▶ _Supplied information_:
********************

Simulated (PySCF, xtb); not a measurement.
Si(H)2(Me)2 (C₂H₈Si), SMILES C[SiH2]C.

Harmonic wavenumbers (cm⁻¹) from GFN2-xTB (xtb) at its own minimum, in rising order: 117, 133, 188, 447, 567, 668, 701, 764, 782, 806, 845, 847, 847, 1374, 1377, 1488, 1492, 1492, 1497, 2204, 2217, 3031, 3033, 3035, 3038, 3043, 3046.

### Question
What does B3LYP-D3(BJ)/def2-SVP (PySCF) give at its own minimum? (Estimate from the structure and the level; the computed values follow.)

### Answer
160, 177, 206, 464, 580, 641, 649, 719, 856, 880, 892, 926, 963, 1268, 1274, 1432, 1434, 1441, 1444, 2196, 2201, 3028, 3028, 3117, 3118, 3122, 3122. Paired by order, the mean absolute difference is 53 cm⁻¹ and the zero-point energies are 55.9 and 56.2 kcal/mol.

********************

▶ _Activity_: Reproduce every line of the material exactly.

▶ _Answer space_:
Simulated (PySCF, xtb); not a measurement.
Si(H)2(Me)2 (C₂H₈Si), SMILES C[SiH2]C.

Harmonic wavenumbers (cm⁻¹) from GFN2-xTB (xtb) at its own minimum, in rising order: 117, 133, 188, 447, 567, 668, 701, 764, 782, 806, 845, 847, 847, 1374, 1377, 1488, 1492, 1492, 1497, 2204, 2217, 3031, 3033, 3035, 3038, 3043, 3046.

### Question
What does B3LYP-D3(BJ)/def2-SVP (PySCF) give at its own minimum? (Estimate from the structure and the level; the computed values follow.)

### Answer
160, 177, 206, 464, 580, 641, 649, 719, 856, 880, 892, 926, 963, 1268, 1274, 1432, 1434, 1441, 1444, 2196, 2201, 3028, 3028, 3117, 3118, 3122, 3122. Paired by order, the mean absolute difference is 53 cm⁻¹ and the zero-point energies are 55.9 and 56.2 kcal/mol.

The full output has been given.